* **DATA EXTRACT**:
------------------------------------------------------------

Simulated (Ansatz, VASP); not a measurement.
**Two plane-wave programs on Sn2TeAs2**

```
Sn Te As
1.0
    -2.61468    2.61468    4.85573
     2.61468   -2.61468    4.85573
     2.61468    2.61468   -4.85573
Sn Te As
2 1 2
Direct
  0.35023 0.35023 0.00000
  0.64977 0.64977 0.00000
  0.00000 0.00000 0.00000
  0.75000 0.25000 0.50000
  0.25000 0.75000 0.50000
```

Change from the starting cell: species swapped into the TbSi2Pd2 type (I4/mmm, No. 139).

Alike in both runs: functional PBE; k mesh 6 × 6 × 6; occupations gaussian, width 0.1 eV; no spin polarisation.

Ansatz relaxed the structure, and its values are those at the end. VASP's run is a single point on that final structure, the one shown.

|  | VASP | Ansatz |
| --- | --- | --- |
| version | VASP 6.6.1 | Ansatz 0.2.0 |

------------------------------------------------------------

* **ASSIGNED TASK**: Return the entries above word for word.

* **SOLUTION**:
Simulated (Ansatz, VASP); not a measurement.
**Two plane-wave programs on Sn2TeAs2**

```
Sn Te As
1.0
    -2.61468    2.61468    4.85573
     2.61468   -2.61468    4.85573
     2.61468    2.61468   -4.85573
Sn Te As
2 1 2
Direct
  0.35023 0.35023 0.00000
  0.64977 0.64977 0.00000
  0.00000 0.00000 0.00000
  0.75000 0.25000 0.50000
  0.25000 0.75000 0.50000
```

Change from the starting cell: species swapped into the TbSi2Pd2 type (I4/mmm, No. 139).

Alike in both runs: functional PBE; k mesh 6 × 6 × 6; occupations gaussian, width 0.1 eV; no spin polarisation.

Ansatz relaxed the structure, and its values are those at the end. VASP's run is a single point on that final structure, the one shown.

|  | VASP | Ansatz |
| --- | --- | --- |
| version | VASP 6.6.1 | Ansatz 0.2.0 |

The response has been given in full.